Information provided
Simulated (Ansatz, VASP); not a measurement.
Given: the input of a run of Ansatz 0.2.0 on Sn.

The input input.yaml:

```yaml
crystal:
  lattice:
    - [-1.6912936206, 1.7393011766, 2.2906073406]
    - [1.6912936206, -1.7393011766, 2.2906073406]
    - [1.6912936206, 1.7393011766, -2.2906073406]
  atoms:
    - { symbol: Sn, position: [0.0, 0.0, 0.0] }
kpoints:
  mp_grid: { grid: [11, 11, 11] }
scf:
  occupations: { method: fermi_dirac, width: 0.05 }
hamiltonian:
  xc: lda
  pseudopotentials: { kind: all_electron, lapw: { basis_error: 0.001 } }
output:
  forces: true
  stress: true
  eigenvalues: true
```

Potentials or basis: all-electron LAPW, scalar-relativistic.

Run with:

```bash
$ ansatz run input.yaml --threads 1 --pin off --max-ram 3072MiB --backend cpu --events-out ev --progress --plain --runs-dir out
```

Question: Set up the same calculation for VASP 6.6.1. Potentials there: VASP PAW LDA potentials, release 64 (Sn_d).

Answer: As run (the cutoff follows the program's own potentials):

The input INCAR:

Action item
Every record should be output precisely as it was given.

Exercise result
Simulated (Ansatz, VASP); not a measurement.
Given: the input of a run of Ansatz 0.2.0 on Sn.

The input input.yaml:

```yaml
crystal:
  lattice:
    - [-1.6912936206, 1.7393011766, 2.2906073406]
    - [1.6912936206, -1.7393011766, 2.2906073406]
    - [1.6912936206, 1.7393011766, -2.2906073406]
  atoms:
    - { symbol: Sn, position: [0.0, 0.0, 0.0] }
kpoints:
  mp_grid: { grid: [11, 11, 11] }
scf:
  occupations: { method: fermi_dirac, width: 0.05 }
hamiltonian:
  xc: lda
  pseudopotentials: { kind: all_electron, lapw: { basis_error: 0.001 } }
output:
  forces: true
  stress: true
  eigenvalues: true
```

Potentials or basis: all-electron LAPW, scalar-relativistic.

Run with:

```bash
$ ansatz run input.yaml --threads 1 --pin off --max-ram 3072MiB --backend cpu --events-out ev --progress --plain --runs-dir out
```

Question: Set up the same calculation for VASP 6.6.1. Potentials there: VASP PAW LDA potentials, release 64 (Sn_d).

Answer: As run (the cutoff follows the program's own potentials):

The input INCAR:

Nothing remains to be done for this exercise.